Assignment>
Return the records exactly, from the first line through the "barrier be trusted?**" line.

•••

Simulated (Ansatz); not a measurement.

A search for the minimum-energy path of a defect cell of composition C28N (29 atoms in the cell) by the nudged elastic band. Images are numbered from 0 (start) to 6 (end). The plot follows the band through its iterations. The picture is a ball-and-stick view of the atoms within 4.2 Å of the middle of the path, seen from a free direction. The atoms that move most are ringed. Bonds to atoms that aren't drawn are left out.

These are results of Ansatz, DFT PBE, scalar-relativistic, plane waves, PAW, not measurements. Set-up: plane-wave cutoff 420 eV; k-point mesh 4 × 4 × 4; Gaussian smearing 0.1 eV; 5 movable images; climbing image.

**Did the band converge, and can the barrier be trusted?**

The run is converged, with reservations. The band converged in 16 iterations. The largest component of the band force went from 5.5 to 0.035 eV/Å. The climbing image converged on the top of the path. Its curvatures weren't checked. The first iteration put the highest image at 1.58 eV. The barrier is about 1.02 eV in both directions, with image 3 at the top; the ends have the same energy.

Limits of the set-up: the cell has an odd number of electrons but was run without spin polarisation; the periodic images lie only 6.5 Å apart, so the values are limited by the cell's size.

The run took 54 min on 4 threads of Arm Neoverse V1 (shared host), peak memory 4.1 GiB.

•••

Exercise result>
Simulated (Ansatz); not a measurement.

A search for the minimum-energy path of a defect cell of composition C28N (29 atoms in the cell) by the nudged elastic band. Images are numbered from 0 (start) to 6 (end). The plot follows the band through its iterations. The picture is a ball-and-stick view of the atoms within 4.2 Å of the middle of the path, seen from a free direction. The atoms that move most are ringed. Bonds to atoms that aren't drawn are left out.

These are results of Ansatz, DFT PBE, scalar-relativistic, plane waves, PAW, not measurements. Set-up: plane-wave cutoff 420 eV; k-point mesh 4 × 4 × 4; Gaussian smearing 0.1 eV; 5 movable images; climbing image.

**Did the band converge, and can the barrier be trusted?**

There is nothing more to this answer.